▸ **DATA FOR REVIEW**
§ §

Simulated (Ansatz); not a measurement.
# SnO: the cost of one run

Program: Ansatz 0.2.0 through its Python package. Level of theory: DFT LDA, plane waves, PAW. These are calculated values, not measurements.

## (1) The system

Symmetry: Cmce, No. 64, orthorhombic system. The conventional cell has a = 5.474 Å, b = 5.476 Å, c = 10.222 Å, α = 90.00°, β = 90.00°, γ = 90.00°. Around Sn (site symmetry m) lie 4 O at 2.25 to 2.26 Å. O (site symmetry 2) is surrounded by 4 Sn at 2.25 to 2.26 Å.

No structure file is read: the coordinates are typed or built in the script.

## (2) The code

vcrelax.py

§ §

▸ **REQUIREMENT**
All entries shown above should be duplicated without a single difference.

▸ **RESULT**
Simulated (Ansatz); not a measurement.
# SnO: the cost of one run

Program: Ansatz 0.2.0 through its Python package. Level of theory: DFT LDA, plane waves, PAW. These are calculated values, not measurements.

## (1) The system

Symmetry: Cmce, No. 64, orthorhombic system. The conventional cell has a = 5.474 Å, b = 5.476 Å, c = 10.222 Å, α = 90.00°, β = 90.00°, γ = 90.00°. Around Sn (site symmetry m) lie 4 O at 2.25 to 2.26 Å. O (site symmetry 2) is surrounded by 4 Sn at 2.25 to 2.26 Å.

No structure file is read: the coordinates are typed or built in the script.

## (2) The code

vcrelax.py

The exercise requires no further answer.